Nothing in the records may be altered. Repeat them in full.

___ Information ___
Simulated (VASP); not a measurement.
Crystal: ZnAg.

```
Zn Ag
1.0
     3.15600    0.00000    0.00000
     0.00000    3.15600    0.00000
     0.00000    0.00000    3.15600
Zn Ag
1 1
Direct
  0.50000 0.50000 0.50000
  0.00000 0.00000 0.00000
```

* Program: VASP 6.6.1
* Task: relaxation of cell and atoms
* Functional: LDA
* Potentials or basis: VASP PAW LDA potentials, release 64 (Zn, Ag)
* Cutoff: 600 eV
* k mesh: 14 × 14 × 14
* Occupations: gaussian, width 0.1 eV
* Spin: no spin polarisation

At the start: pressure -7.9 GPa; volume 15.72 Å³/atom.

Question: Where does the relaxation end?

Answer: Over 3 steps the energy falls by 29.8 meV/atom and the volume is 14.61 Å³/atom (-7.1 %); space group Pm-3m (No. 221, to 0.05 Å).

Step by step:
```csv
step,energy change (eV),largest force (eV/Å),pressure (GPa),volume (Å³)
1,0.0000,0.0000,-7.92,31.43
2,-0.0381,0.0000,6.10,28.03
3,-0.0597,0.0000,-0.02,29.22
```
___

* Solution
Simulated (VASP); not a measurement.
Crystal: ZnAg.

```
Zn Ag
1.0
     3.15600    0.00000    0.00000
     0.00000    3.15600    0.00000
     0.00000    0.00000    3.15600
Zn Ag
1 1
Direct
  0.50000 0.50000 0.50000
  0.00000 0.00000 0.00000
```

* Program: VASP 6.6.1
* Task: relaxation of cell and atoms
* Functional: LDA
* Potentials or basis: VASP PAW LDA potentials, release 64 (Zn, Ag)
* Cutoff: 600 eV
* k mesh: 14 × 14 × 14
* Occupations: gaussian, width 0.1 eV
* Spin: no spin polarisation

At the start: pressure -7.9 GPa; volume 15.72 Å³/atom.

Question: Where does the relaxation end?

Answer: Over 3 steps the energy falls by 29.8 meV/atom and the volume is 14.61 Å³/atom (-7.1 %); space group Pm-3m (No. 221, to 0.05 Å).

Step by step:
```csv
step,energy change (eV),largest force (eV/Å),pressure (GPa),volume (Å³)
1,0.0000,0.0000,-7.92,31.43
2,-0.0381,0.0000,6.10,28.03
3,-0.0597,0.0000,-0.02,29.22
```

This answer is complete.